==========
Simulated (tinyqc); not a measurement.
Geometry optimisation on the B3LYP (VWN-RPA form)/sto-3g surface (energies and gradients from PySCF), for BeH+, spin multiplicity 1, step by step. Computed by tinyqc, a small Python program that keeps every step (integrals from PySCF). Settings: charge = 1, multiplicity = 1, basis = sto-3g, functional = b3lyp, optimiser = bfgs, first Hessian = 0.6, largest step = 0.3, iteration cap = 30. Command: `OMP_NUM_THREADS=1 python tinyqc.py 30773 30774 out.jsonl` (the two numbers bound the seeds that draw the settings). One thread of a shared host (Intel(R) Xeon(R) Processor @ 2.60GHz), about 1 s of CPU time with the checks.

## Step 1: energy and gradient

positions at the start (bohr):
==========

WORK TASK -
When you transcribe the listing, make each line match the original exactly.

SOLUTION -
Simulated (tinyqc); not a measurement.
Geometry optimisation on the B3LYP (VWN-RPA form)/sto-3g surface (energies and gradients from PySCF), for BeH+, spin multiplicity 1, step by step. Computed by tinyqc, a small Python program that keeps every step (integrals from PySCF). Settings: charge = 1, multiplicity = 1, basis = sto-3g, functional = b3lyp, optimiser = bfgs, first Hessian = 0.6, largest step = 0.3, iteration cap = 30. Command: `OMP_NUM_THREADS=1 python tinyqc.py 30773 30774 out.jsonl` (the two numbers bound the seeds that draw the settings). One thread of a shared host (Intel(R) Xeon(R) Processor @ 2.60GHz), about 1 s of CPU time with the checks.

## Step 1: energy and gradient

positions at the start (bohr):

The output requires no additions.